* TASK ITEM: Here are some records. Copy each one exactly.

* EXTRACTED ENTRIES:
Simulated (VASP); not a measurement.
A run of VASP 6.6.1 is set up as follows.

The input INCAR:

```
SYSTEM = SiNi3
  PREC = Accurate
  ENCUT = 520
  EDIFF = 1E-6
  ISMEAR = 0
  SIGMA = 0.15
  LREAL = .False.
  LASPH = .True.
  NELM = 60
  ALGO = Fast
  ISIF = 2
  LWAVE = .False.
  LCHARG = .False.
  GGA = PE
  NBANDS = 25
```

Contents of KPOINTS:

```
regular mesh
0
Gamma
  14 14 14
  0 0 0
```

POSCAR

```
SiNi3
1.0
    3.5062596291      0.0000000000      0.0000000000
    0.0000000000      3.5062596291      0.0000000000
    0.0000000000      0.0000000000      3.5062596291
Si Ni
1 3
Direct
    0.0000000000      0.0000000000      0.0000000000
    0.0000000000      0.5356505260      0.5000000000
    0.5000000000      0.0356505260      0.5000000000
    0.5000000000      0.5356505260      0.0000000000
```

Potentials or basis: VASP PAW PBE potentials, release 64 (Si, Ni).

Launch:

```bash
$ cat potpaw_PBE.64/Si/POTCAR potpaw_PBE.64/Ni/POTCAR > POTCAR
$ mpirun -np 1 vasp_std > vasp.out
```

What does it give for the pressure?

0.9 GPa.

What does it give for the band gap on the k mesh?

* YOUR SOLUTION:
Simulated (VASP); not a measurement.
A run of VASP 6.6.1 is set up as follows.

The input INCAR:

```
SYSTEM = SiNi3
  PREC = Accurate
  ENCUT = 520
  EDIFF = 1E-6
  ISMEAR = 0
  SIGMA = 0.15
  LREAL = .False.
  LASPH = .True.
  NELM = 60
  ALGO = Fast
  ISIF = 2
  LWAVE = .False.
  LCHARG = .False.
  GGA = PE
  NBANDS = 25
```

Contents of KPOINTS:

```
regular mesh
0
Gamma
  14 14 14
  0 0 0
```

POSCAR

```
SiNi3
1.0
    3.5062596291      0.0000000000      0.0000000000
    0.0000000000      3.5062596291      0.0000000000
    0.0000000000      0.0000000000      3.5062596291
Si Ni
1 3
Direct
    0.0000000000      0.0000000000      0.0000000000
    0.0000000000      0.5356505260      0.5000000000
    0.5000000000      0.0356505260      0.5000000000
    0.5000000000      0.5356505260      0.0000000000
```

Potentials or basis: VASP PAW PBE potentials, release 64 (Si, Ni).

Launch:

```bash
$ cat potpaw_PBE.64/Si/POTCAR potpaw_PBE.64/Ni/POTCAR > POTCAR
$ mpirun -np 1 vasp_std > vasp.out
```

What does it give for the pressure?

0.9 GPa.

What does it give for the band gap on the k mesh?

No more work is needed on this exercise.